#### Work task:
Please retype, unchanged, each line from the top of the material below through the line where "Feed: 1 mol" appears.

******

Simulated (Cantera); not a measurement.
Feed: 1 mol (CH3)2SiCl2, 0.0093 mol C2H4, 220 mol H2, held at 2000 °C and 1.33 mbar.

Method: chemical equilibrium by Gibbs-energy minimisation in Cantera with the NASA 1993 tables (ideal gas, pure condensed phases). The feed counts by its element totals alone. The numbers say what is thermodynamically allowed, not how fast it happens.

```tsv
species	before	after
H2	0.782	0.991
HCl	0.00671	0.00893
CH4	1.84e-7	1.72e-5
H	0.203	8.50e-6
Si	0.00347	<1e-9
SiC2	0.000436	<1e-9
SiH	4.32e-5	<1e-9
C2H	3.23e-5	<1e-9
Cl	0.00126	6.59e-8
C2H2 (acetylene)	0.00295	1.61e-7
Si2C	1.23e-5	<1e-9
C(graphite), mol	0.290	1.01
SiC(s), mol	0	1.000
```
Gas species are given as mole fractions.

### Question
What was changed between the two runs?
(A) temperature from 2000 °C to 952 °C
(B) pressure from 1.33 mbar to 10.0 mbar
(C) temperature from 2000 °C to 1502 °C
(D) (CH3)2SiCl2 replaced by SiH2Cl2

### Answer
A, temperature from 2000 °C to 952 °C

******

#### Written answer:
Simulated (Cantera); not a measurement.
Feed: 1 mol (CH3)2SiCl2, 0.0093 mol C2H4, 220 mol H2, held at 2000 °C and 1.33 mbar.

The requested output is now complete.